**EXERCISE DATA**
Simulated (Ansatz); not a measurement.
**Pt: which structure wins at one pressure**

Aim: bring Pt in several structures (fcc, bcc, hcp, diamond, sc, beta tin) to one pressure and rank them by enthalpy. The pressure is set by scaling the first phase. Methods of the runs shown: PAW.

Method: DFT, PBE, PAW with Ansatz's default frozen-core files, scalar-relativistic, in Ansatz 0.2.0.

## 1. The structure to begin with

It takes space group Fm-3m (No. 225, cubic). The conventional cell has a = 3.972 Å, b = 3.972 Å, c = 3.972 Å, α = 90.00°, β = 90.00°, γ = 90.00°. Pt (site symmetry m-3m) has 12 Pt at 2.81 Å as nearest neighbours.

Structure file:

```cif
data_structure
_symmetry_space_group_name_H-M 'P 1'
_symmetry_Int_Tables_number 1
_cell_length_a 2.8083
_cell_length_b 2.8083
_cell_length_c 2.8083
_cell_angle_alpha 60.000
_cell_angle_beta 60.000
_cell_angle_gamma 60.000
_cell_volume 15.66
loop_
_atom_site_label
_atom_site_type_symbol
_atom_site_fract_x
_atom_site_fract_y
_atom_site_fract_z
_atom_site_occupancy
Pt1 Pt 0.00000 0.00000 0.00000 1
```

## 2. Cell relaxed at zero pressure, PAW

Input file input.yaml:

**TASK ITEM**
Word for word, reproduce the lines of the listing from the first one through the line containing "## 2. Cell relaxed at zero pressure, PAW", and no more.

**TASK RESULT**
Simulated (Ansatz); not a measurement.
**Pt: which structure wins at one pressure**

Aim: bring Pt in several structures (fcc, bcc, hcp, diamond, sc, beta tin) to one pressure and rank them by enthalpy. The pressure is set by scaling the first phase. Methods of the runs shown: PAW.

Method: DFT, PBE, PAW with Ansatz's default frozen-core files, scalar-relativistic, in Ansatz 0.2.0.

## 1. The structure to begin with

It takes space group Fm-3m (No. 225, cubic). The conventional cell has a = 3.972 Å, b = 3.972 Å, c = 3.972 Å, α = 90.00°, β = 90.00°, γ = 90.00°. Pt (site symmetry m-3m) has 12 Pt at 2.81 Å as nearest neighbours.

Structure file:

```cif
data_structure
_symmetry_space_group_name_H-M 'P 1'
_symmetry_Int_Tables_number 1
_cell_length_a 2.8083
_cell_length_b 2.8083
_cell_length_c 2.8083
_cell_angle_alpha 60.000
_cell_angle_beta 60.000
_cell_angle_gamma 60.000
_cell_volume 15.66
loop_
_atom_site_label
_atom_site_type_symbol
_atom_site_fract_x
_atom_site_fract_y
_atom_site_fract_z
_atom_site_occupancy
Pt1 Pt 0.00000 0.00000 0.00000 1
```

## 2. Cell relaxed at zero pressure, PAW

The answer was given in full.